> _Provided records_
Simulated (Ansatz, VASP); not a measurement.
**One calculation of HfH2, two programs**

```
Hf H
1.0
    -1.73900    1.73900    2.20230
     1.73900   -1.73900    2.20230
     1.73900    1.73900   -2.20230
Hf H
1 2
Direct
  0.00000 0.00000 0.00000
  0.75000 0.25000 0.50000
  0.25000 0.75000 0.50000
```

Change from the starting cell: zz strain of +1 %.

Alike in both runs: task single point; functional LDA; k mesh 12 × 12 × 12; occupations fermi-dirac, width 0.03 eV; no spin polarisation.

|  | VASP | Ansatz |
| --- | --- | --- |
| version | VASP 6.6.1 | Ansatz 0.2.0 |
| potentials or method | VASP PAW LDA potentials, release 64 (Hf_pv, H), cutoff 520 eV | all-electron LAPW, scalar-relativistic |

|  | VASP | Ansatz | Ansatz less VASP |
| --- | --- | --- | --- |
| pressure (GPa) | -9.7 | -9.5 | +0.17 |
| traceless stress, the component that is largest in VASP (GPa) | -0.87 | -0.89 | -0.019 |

> _Requirement_
Transcribe the listing shown above in full and without change.

> _Solution_
Simulated (Ansatz, VASP); not a measurement.
**One calculation of HfH2, two programs**

```
Hf H
1.0
    -1.73900    1.73900    2.20230
     1.73900   -1.73900    2.20230
     1.73900    1.73900   -2.20230
Hf H
1 2
Direct
  0.00000 0.00000 0.00000
  0.75000 0.25000 0.50000
  0.25000 0.75000 0.50000
```

Change from the starting cell: zz strain of +1 %.

Alike in both runs: task single point; functional LDA; k mesh 12 × 12 × 12; occupations fermi-dirac, width 0.03 eV; no spin polarisation.

|  | VASP | Ansatz |
| --- | --- | --- |
| version | VASP 6.6.1 | Ansatz 0.2.0 |
| potentials or method | VASP PAW LDA potentials, release 64 (Hf_pv, H), cutoff 520 eV | all-electron LAPW, scalar-relativistic |

|  | VASP | Ansatz | Ansatz less VASP |
| --- | --- | --- | --- |
| pressure (GPa) | -9.7 | -9.5 | +0.17 |
| traceless stress, the component that is largest in VASP (GPa) | -0.87 | -0.89 | -0.019 |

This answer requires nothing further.